==== DATASET EXTRACT ====
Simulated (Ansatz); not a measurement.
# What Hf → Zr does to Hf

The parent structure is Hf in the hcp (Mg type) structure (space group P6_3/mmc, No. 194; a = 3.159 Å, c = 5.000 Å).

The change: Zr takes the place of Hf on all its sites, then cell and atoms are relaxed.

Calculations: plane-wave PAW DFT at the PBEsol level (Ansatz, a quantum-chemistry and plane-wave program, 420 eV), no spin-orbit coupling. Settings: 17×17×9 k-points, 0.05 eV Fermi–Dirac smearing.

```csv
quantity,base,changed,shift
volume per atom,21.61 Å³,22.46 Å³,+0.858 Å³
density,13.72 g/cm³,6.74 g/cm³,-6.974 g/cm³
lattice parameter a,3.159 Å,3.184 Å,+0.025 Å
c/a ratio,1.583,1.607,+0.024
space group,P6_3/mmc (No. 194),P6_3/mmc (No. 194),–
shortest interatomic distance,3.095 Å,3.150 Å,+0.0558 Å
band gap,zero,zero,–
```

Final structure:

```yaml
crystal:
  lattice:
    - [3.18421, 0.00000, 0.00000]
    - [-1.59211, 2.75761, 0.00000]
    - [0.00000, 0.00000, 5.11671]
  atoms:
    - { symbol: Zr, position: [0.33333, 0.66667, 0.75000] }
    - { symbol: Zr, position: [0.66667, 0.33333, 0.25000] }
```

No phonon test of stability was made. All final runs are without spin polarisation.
====

Set down exactly the lines of the data above, beginning with the line that has "# What Hf → Zr does to Hf" and ending with the line that has "The change: Zr", and no others.

# What Hf → Zr does to Hf

The parent structure is Hf in the hcp (Mg type) structure (space group P6_3/mmc, No. 194; a = 3.159 Å, c = 5.000 Å).

The change: Zr takes the place of Hf on all its sites, then cell and atoms are relaxed.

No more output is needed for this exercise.